*** MATERIAL SHOWN Section Begins ***
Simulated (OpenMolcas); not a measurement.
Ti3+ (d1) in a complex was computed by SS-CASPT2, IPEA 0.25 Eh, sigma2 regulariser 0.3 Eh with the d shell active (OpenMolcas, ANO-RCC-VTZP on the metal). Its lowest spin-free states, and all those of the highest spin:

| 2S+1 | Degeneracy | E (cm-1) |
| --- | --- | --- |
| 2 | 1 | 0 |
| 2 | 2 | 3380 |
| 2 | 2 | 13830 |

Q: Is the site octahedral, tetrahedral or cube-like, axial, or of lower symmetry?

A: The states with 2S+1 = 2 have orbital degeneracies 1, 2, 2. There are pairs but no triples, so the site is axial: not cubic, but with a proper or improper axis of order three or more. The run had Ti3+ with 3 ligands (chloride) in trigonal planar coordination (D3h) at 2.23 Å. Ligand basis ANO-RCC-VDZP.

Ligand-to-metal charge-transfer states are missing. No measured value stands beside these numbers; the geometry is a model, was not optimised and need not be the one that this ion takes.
*** MATERIAL SHOWN Section Ends ***

● **WORK ITEM**:
When the line containing "A: The states" is reached, include it and stop. Until then, output each line of the entries exactly as given, starting from the first.

● **TASK OUTPUT**:
Simulated (OpenMolcas); not a measurement.
Ti3+ (d1) in a complex was computed by SS-CASPT2, IPEA 0.25 Eh, sigma2 regulariser 0.3 Eh with the d shell active (OpenMolcas, ANO-RCC-VTZP on the metal). Its lowest spin-free states, and all those of the highest spin:

| 2S+1 | Degeneracy | E (cm-1) |
| --- | --- | --- |
| 2 | 1 | 0 |
| 2 | 2 | 3380 |
| 2 | 2 | 13830 |

Q: Is the site octahedral, tetrahedral or cube-like, axial, or of lower symmetry?

A: The states with 2S+1 = 2 have orbital degeneracies 1, 2, 2. There are pairs but no triples, so the site is axial: not cubic, but with a proper or improper axis of order three or more. The run had Ti3+ with 3 ligands (chloride) in trigonal planar coordination (D3h) at 2.23 Å. Ligand basis ANO-RCC-VDZP.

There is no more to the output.